※ ※ ※
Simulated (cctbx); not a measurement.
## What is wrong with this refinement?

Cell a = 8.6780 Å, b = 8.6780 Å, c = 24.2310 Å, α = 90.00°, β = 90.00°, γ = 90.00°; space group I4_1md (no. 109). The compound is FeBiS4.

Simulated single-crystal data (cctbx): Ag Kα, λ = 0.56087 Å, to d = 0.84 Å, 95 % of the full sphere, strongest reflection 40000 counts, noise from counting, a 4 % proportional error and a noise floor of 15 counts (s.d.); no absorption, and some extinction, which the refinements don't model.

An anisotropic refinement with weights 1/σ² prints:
※ ※ ※

Exercise. The records above are to be copied out exactly, line for line.

Your response.
Simulated (cctbx); not a measurement.
## What is wrong with this refinement?

Cell a = 8.6780 Å, b = 8.6780 Å, c = 24.2310 Å, α = 90.00°, β = 90.00°, γ = 90.00°; space group I4_1md (no. 109). The compound is FeBiS4.

Simulated single-crystal data (cctbx): Ag Kα, λ = 0.56087 Å, to d = 0.84 Å, 95 % of the full sphere, strongest reflection 40000 counts, noise from counting, a 4 % proportional error and a noise floor of 15 counts (s.d.); no absorption, and some extinction, which the refinements don't model.

An anisotropic refinement with weights 1/σ² prints:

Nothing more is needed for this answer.